■ **Input data**:
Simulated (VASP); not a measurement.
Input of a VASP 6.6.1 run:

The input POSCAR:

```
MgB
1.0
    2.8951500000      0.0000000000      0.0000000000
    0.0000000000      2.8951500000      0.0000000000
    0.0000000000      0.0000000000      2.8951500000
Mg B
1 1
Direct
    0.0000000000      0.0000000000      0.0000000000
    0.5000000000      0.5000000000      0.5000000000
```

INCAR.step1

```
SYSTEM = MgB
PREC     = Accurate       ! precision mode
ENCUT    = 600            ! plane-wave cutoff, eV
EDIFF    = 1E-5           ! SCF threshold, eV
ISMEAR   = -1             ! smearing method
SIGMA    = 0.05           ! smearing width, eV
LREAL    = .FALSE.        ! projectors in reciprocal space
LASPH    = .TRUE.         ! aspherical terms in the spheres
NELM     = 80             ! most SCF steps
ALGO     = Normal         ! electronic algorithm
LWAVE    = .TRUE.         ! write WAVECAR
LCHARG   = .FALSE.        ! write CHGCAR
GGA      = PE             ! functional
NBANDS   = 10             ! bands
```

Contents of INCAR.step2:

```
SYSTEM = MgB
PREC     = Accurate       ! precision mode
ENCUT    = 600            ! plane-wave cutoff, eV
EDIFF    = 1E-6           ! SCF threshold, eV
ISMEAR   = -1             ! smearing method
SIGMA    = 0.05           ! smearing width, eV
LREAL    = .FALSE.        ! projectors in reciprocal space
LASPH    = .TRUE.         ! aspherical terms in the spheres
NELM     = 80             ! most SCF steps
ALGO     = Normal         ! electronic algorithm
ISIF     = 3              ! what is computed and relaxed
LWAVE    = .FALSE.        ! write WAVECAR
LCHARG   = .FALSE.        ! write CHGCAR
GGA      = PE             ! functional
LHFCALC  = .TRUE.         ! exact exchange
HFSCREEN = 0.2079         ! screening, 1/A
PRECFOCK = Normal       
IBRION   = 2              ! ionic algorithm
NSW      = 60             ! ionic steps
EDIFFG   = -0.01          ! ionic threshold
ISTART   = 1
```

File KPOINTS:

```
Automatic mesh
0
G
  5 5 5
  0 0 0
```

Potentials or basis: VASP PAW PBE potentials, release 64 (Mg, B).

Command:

■ **Brief**: Repeat the entries above exactly, from the first line through the line containing "Potentials or basis: VASP".

■ **Written answer**:
Simulated (VASP); not a measurement.
Input of a VASP 6.6.1 run:

The input POSCAR:

```
MgB
1.0
    2.8951500000      0.0000000000      0.0000000000
    0.0000000000      2.8951500000      0.0000000000
    0.0000000000      0.0000000000      2.8951500000
Mg B
1 1
Direct
    0.0000000000      0.0000000000      0.0000000000
    0.5000000000      0.5000000000      0.5000000000
```

INCAR.step1

```
SYSTEM = MgB
PREC     = Accurate       ! precision mode
ENCUT    = 600            ! plane-wave cutoff, eV
EDIFF    = 1E-5           ! SCF threshold, eV
ISMEAR   = -1             ! smearing method
SIGMA    = 0.05           ! smearing width, eV
LREAL    = .FALSE.        ! projectors in reciprocal space
LASPH    = .TRUE.         ! aspherical terms in the spheres
NELM     = 80             ! most SCF steps
ALGO     = Normal         ! electronic algorithm
LWAVE    = .TRUE.         ! write WAVECAR
LCHARG   = .FALSE.        ! write CHGCAR
GGA      = PE             ! functional
NBANDS   = 10             ! bands
```

Contents of INCAR.step2:

```
SYSTEM = MgB
PREC     = Accurate       ! precision mode
ENCUT    = 600            ! plane-wave cutoff, eV
EDIFF    = 1E-6           ! SCF threshold, eV
ISMEAR   = -1             ! smearing method
SIGMA    = 0.05           ! smearing width, eV
LREAL    = .FALSE.        ! projectors in reciprocal space
LASPH    = .TRUE.         ! aspherical terms in the spheres
NELM     = 80             ! most SCF steps
ALGO     = Normal         ! electronic algorithm
ISIF     = 3              ! what is computed and relaxed
LWAVE    = .FALSE.        ! write WAVECAR
LCHARG   = .FALSE.        ! write CHGCAR
GGA      = PE             ! functional
LHFCALC  = .TRUE.         ! exact exchange
HFSCREEN = 0.2079         ! screening, 1/A
PRECFOCK = Normal       
IBRION   = 2              ! ionic algorithm
NSW      = 60             ! ionic steps
EDIFFG   = -0.01          ! ionic threshold
ISTART   = 1
```

File KPOINTS:

```
Automatic mesh
0
G
  5 5 5
  0 0 0
```

Potentials or basis: VASP PAW PBE potentials, release 64 (Mg, B).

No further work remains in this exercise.